=====
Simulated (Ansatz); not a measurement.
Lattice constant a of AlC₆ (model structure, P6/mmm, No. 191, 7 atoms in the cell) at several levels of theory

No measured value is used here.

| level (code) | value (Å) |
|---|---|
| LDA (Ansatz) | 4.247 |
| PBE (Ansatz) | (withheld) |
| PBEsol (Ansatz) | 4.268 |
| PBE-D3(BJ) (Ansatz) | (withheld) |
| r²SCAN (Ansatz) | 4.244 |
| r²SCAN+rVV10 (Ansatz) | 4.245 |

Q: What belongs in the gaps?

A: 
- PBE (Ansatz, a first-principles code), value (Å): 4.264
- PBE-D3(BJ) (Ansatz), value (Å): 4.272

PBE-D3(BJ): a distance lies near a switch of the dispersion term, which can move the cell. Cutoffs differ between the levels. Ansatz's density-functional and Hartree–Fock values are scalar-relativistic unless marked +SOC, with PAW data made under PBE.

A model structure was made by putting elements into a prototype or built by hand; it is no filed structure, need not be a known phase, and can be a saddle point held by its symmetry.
=====

> Work instruction
Set down each line of the data precisely as it appears above.

> Problem solution
Simulated (Ansatz); not a measurement.
Lattice constant a of AlC₆ (model structure, P6/mmm, No. 191, 7 atoms in the cell) at several levels of theory

No measured value is used here.

| level (code) | value (Å) |
|---|---|
| LDA (Ansatz) | 4.247 |
| PBE (Ansatz) | (withheld) |
| PBEsol (Ansatz) | 4.268 |
| PBE-D3(BJ) (Ansatz) | (withheld) |
| r²SCAN (Ansatz) | 4.244 |
| r²SCAN+rVV10 (Ansatz) | 4.245 |

Q: What belongs in the gaps?

A: 
- PBE (Ansatz, a first-principles code), value (Å): 4.264
- PBE-D3(BJ) (Ansatz), value (Å): 4.272

PBE-D3(BJ): a distance lies near a switch of the dispersion term, which can move the cell. Cutoffs differ between the levels. Ansatz's density-functional and Hartree–Fock values are scalar-relativistic unless marked +SOC, with PAW data made under PBE.

A model structure was made by putting elements into a prototype or built by hand; it is no filed structure, need not be a known phase, and can be a saddle point held by its symmetry.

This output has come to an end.